▶ [Work item] Write out every record below exactly as it appears.

::: Listed entries

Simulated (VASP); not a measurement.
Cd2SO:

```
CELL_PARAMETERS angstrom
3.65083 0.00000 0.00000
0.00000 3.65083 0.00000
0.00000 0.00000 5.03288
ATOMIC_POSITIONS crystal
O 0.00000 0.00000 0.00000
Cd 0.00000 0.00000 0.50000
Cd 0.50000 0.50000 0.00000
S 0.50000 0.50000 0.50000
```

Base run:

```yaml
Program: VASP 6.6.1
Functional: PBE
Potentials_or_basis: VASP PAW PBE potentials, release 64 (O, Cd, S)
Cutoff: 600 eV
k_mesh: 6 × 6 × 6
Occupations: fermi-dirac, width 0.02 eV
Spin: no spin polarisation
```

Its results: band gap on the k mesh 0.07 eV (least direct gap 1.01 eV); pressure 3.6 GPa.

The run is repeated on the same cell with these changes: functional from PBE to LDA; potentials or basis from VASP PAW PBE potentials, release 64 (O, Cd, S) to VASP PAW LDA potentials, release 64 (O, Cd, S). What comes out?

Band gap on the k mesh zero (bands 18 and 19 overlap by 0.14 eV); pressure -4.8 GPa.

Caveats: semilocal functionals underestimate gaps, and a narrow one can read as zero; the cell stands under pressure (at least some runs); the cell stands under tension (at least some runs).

::::::

▶ [Expected answer]
Simulated (VASP); not a measurement.
Cd2SO:

```
CELL_PARAMETERS angstrom
3.65083 0.00000 0.00000
0.00000 3.65083 0.00000
0.00000 0.00000 5.03288
ATOMIC_POSITIONS crystal
O 0.00000 0.00000 0.00000
Cd 0.00000 0.00000 0.50000
Cd 0.50000 0.50000 0.00000
S 0.50000 0.50000 0.50000
```

Base run:

```yaml
Program: VASP 6.6.1
Functional: PBE
Potentials_or_basis: VASP PAW PBE potentials, release 64 (O, Cd, S)
Cutoff: 600 eV
k_mesh: 6 × 6 × 6
Occupations: fermi-dirac, width 0.02 eV
Spin: no spin polarisation
```

Its results: band gap on the k mesh 0.07 eV (least direct gap 1.01 eV); pressure 3.6 GPa.

The run is repeated on the same cell with these changes: functional from PBE to LDA; potentials or basis from VASP PAW PBE potentials, release 64 (O, Cd, S) to VASP PAW LDA potentials, release 64 (O, Cd, S). What comes out?

Band gap on the k mesh zero (bands 18 and 19 overlap by 0.14 eV); pressure -4.8 GPa.

Caveats: semilocal functionals underestimate gaps, and a narrow one can read as zero; the cell stands under pressure (at least some runs); the cell stands under tension (at least some runs).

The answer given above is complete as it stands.